Word for word, transcribe the material below from its first line to the line with "Forces on the", both included.

» ENTRIES SHOWN:
┏━━

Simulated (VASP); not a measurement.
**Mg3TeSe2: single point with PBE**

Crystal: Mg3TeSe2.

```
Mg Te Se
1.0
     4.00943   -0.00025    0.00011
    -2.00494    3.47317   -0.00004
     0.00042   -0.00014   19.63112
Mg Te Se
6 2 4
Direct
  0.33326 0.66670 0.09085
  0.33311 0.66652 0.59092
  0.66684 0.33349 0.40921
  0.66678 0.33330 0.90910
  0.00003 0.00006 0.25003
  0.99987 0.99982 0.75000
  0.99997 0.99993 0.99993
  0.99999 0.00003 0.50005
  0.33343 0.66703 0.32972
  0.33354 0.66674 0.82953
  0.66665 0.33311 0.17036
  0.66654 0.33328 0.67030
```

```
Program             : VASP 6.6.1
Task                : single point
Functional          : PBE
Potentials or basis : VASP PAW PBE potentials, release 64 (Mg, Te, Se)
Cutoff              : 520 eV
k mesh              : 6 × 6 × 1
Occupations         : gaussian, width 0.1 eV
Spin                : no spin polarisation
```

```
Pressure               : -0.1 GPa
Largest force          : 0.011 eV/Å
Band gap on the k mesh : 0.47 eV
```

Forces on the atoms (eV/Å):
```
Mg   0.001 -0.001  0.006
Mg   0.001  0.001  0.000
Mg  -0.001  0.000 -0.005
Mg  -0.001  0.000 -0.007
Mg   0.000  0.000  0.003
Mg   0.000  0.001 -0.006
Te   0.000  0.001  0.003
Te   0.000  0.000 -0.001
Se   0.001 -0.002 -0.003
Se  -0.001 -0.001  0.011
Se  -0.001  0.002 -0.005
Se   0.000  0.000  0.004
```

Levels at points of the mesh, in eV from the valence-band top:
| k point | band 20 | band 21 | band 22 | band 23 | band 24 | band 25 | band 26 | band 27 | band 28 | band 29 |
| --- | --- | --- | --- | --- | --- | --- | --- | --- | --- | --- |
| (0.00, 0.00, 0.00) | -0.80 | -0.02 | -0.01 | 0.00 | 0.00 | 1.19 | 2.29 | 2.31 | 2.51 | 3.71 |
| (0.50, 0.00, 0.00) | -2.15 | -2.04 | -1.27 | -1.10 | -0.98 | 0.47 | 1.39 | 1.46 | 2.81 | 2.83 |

┗━━

» TASK SOLUTION:
Simulated (VASP); not a measurement.
**Mg3TeSe2: single point with PBE**

Crystal: Mg3TeSe2.

```
Mg Te Se
1.0
     4.00943   -0.00025    0.00011
    -2.00494    3.47317   -0.00004
     0.00042   -0.00014   19.63112
Mg Te Se
6 2 4
Direct
  0.33326 0.66670 0.09085
  0.33311 0.66652 0.59092
  0.66684 0.33349 0.40921
  0.66678 0.33330 0.90910
  0.00003 0.00006 0.25003
  0.99987 0.99982 0.75000
  0.99997 0.99993 0.99993
  0.99999 0.00003 0.50005
  0.33343 0.66703 0.32972
  0.33354 0.66674 0.82953
  0.66665 0.33311 0.17036
  0.66654 0.33328 0.67030
```

```
Program             : VASP 6.6.1
Task                : single point
Functional          : PBE
Potentials or basis : VASP PAW PBE potentials, release 64 (Mg, Te, Se)
Cutoff              : 520 eV
k mesh              : 6 × 6 × 1
Occupations         : gaussian, width 0.1 eV
Spin                : no spin polarisation
```

```
Pressure               : -0.1 GPa
Largest force          : 0.011 eV/Å
Band gap on the k mesh : 0.47 eV
```

Forces on the atoms (eV/Å):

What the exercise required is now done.